▶ Supplied information
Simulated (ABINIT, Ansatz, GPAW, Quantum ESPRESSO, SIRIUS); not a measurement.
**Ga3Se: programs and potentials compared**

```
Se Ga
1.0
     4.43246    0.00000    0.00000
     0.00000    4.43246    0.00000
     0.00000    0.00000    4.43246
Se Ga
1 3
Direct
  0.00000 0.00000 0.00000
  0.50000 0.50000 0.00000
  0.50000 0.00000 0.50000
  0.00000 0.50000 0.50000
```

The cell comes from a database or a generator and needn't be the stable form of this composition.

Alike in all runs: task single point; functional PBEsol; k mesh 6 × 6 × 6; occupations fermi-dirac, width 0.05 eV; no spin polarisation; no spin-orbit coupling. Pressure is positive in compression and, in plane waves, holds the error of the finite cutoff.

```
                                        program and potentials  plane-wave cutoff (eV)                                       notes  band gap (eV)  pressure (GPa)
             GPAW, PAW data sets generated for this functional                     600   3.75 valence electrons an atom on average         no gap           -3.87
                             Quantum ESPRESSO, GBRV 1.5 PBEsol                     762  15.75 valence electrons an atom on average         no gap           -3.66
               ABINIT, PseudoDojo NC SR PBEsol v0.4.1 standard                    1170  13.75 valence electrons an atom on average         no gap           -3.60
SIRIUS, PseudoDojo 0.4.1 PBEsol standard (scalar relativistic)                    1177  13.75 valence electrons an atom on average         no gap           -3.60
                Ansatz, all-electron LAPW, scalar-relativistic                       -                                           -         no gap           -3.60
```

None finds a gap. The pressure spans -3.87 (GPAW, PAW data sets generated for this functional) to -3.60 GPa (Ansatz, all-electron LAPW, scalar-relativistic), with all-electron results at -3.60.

▶ Assigned task
Exact copies of the lines from the start of the data up to the line holding "The cell comes", both included, are all that is needed.

▶ Reply
Simulated (ABINIT, Ansatz, GPAW, Quantum ESPRESSO, SIRIUS); not a measurement.
**Ga3Se: programs and potentials compared**

```
Se Ga
1.0
     4.43246    0.00000    0.00000
     0.00000    4.43246    0.00000
     0.00000    0.00000    4.43246
Se Ga
1 3
Direct
  0.00000 0.00000 0.00000
  0.50000 0.50000 0.00000
  0.50000 0.00000 0.50000
  0.00000 0.50000 0.50000
```

The cell comes from a database or a generator and needn't be the stable form of this composition.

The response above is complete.